Recorded information
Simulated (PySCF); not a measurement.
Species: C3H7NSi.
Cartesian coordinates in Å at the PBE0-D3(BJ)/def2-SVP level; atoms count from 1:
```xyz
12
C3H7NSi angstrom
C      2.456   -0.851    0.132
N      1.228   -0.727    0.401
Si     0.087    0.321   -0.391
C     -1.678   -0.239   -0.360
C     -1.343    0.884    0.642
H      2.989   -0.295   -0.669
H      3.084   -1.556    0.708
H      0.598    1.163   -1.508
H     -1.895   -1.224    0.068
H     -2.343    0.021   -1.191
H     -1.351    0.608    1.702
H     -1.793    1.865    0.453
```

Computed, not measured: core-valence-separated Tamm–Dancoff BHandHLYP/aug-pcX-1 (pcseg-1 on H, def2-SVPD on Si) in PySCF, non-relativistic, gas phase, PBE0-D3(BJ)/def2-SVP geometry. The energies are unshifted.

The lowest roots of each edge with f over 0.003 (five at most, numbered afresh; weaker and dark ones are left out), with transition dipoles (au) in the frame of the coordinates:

Assignment
Output the data exactly, from the first line through the line that holds "Computed, not measured: core-valence-separated", so that no later line appears.

Written answer
Simulated (PySCF); not a measurement.
Species: C3H7NSi.
Cartesian coordinates in Å at the PBE0-D3(BJ)/def2-SVP level; atoms count from 1:
```xyz
12
C3H7NSi angstrom
C      2.456   -0.851    0.132
N      1.228   -0.727    0.401
Si     0.087    0.321   -0.391
C     -1.678   -0.239   -0.360
C     -1.343    0.884    0.642
H      2.989   -0.295   -0.669
H      3.084   -1.556    0.708
H      0.598    1.163   -1.508
H     -1.895   -1.224    0.068
H     -2.343    0.021   -1.191
H     -1.351    0.608    1.702
H     -1.793    1.865    0.453
```

Computed, not measured: core-valence-separated Tamm–Dancoff BHandHLYP/aug-pcX-1 (pcseg-1 on H, def2-SVPD on Si) in PySCF, non-relativistic, gas phase, PBE0-D3(BJ)/def2-SVP geometry. The energies are unshifted.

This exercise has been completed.